Repeat exactly the lines from the start of the material below up to and including the "C. ring C2–N3–N4–N6–C7" line.

((

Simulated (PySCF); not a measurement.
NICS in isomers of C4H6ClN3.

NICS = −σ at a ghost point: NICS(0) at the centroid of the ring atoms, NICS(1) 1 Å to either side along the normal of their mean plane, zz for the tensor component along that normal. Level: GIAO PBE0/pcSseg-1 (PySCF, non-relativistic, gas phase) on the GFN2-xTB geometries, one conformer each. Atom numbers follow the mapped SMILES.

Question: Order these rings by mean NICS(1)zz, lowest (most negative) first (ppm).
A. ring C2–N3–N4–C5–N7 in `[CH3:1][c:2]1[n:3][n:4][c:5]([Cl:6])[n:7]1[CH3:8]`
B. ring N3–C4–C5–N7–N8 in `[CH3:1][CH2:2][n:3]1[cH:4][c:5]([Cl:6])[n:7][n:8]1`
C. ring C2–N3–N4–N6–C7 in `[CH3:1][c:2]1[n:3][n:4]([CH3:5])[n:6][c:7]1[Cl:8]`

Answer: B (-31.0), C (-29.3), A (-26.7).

))

YOUR RESPONSE |
Simulated (PySCF); not a measurement.
NICS in isomers of C4H6ClN3.

NICS = −σ at a ghost point: NICS(0) at the centroid of the ring atoms, NICS(1) 1 Å to either side along the normal of their mean plane, zz for the tensor component along that normal. Level: GIAO PBE0/pcSseg-1 (PySCF, non-relativistic, gas phase) on the GFN2-xTB geometries, one conformer each. Atom numbers follow the mapped SMILES.

Question: Order these rings by mean NICS(1)zz, lowest (most negative) first (ppm).
A. ring C2–N3–N4–C5–N7 in `[CH3:1][c:2]1[n:3][n:4][c:5]([Cl:6])[n:7]1[CH3:8]`
B. ring N3–C4–C5–N7–N8 in `[CH3:1][CH2:2][n:3]1[cH:4][c:5]([Cl:6])[n:7][n:8]1`
C. ring C2–N3–N4–N6–C7 in `[CH3:1][c:2]1[n:3][n:4]([CH3:5])[n:6][c:7]1[Cl:8]`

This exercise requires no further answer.